=== WORK REQUEST ===
Every line of the data must be retyped exactly as it stands.

=== EXCERPTED DATA ===
== Segment start ==

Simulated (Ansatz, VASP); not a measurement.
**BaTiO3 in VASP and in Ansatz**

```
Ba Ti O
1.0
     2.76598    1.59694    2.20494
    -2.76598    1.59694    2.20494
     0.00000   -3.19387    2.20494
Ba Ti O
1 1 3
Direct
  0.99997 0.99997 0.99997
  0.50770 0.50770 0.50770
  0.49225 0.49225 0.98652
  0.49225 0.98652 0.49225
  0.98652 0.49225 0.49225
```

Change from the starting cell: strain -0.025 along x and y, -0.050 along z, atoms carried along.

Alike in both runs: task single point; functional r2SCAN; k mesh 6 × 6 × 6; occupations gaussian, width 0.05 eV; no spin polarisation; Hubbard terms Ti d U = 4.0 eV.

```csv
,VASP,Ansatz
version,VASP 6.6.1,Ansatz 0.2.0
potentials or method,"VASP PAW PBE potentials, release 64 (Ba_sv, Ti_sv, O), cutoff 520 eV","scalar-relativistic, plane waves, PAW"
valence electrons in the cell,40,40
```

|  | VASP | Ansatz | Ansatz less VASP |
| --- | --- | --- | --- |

== Segment end ==

=== ANSWER BOX ===
Simulated (Ansatz, VASP); not a measurement.
**BaTiO3 in VASP and in Ansatz**

```
Ba Ti O
1.0
     2.76598    1.59694    2.20494
    -2.76598    1.59694    2.20494
     0.00000   -3.19387    2.20494
Ba Ti O
1 1 3
Direct
  0.99997 0.99997 0.99997
  0.50770 0.50770 0.50770
  0.49225 0.49225 0.98652
  0.49225 0.98652 0.49225
  0.98652 0.49225 0.49225
```

Change from the starting cell: strain -0.025 along x and y, -0.050 along z, atoms carried along.

Alike in both runs: task single point; functional r2SCAN; k mesh 6 × 6 × 6; occupations gaussian, width 0.05 eV; no spin polarisation; Hubbard terms Ti d U = 4.0 eV.

```csv
,VASP,Ansatz
version,VASP 6.6.1,Ansatz 0.2.0
potentials or method,"VASP PAW PBE potentials, release 64 (Ba_sv, Ti_sv, O), cutoff 520 eV","scalar-relativistic, plane waves, PAW"
valence electrons in the cell,40,40
```

|  | VASP | Ansatz | Ansatz less VASP |
| --- | --- | --- | --- |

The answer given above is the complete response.